◆ REQUIRED ACTION: Once the line containing "Bonds in one" is found in the entries below, restate it and each following line word for word, stopping after the line containing "Point group: Cs".

= = = = = = =

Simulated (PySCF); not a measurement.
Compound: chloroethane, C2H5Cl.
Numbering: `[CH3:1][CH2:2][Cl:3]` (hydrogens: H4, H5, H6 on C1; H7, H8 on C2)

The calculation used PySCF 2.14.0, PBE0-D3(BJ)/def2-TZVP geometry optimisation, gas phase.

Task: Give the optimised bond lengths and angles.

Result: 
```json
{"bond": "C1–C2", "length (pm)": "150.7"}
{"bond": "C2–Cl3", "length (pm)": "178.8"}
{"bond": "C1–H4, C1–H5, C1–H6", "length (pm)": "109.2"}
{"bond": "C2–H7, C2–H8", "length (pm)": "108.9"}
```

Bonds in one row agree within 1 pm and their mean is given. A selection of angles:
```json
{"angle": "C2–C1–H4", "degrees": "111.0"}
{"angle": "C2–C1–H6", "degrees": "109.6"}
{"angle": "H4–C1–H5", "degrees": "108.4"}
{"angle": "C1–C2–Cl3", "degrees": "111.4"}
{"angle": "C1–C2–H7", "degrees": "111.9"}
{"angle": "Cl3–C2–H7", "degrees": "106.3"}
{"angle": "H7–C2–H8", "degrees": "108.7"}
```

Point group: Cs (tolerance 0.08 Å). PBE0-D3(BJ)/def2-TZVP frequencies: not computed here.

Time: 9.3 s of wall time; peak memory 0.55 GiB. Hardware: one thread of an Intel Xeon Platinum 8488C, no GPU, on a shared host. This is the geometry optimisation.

= = = = = = =

◆ WORKED SOLUTION:
Bonds in one row agree within 1 pm and their mean is given. A selection of angles:
```json
{"angle": "C2–C1–H4", "degrees": "111.0"}
{"angle": "C2–C1–H6", "degrees": "109.6"}
{"angle": "H4–C1–H5", "degrees": "108.4"}
{"angle": "C1–C2–Cl3", "degrees": "111.4"}
{"angle": "C1–C2–H7", "degrees": "111.9"}
{"angle": "Cl3–C2–H7", "degrees": "106.3"}
{"angle": "H7–C2–H8", "degrees": "108.7"}
```

Point group: Cs (tolerance 0.08 Å). PBE0-D3(BJ)/def2-TZVP frequencies: not computed here.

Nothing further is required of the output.